[Supplied data]
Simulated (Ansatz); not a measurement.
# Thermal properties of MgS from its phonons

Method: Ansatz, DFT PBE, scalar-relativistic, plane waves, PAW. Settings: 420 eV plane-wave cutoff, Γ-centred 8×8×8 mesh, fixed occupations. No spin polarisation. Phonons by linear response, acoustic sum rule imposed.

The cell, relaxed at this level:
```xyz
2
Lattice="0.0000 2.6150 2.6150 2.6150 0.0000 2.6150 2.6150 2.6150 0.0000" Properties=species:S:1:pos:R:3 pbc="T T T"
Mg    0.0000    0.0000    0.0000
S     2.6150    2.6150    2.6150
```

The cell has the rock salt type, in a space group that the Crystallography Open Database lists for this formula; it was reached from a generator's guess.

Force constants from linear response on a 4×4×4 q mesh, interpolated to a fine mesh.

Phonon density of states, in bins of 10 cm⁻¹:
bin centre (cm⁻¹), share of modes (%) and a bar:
[/Supplied data]

• [Task item]
Word for word and line for line, give the material again.

• [Task output]
Simulated (Ansatz); not a measurement.
# Thermal properties of MgS from its phonons

Method: Ansatz, DFT PBE, scalar-relativistic, plane waves, PAW. Settings: 420 eV plane-wave cutoff, Γ-centred 8×8×8 mesh, fixed occupations. No spin polarisation. Phonons by linear response, acoustic sum rule imposed.

The cell, relaxed at this level:
```xyz
2
Lattice="0.0000 2.6150 2.6150 2.6150 0.0000 2.6150 2.6150 2.6150 0.0000" Properties=species:S:1:pos:R:3 pbc="T T T"
Mg    0.0000    0.0000    0.0000
S     2.6150    2.6150    2.6150
```

The cell has the rock salt type, in a space group that the Crystallography Open Database lists for this formula; it was reached from a generator's guess.

Force constants from linear response on a 4×4×4 q mesh, interpolated to a fine mesh.

Phonon density of states, in bins of 10 cm⁻¹:
bin centre (cm⁻¹), share of modes (%) and a bar:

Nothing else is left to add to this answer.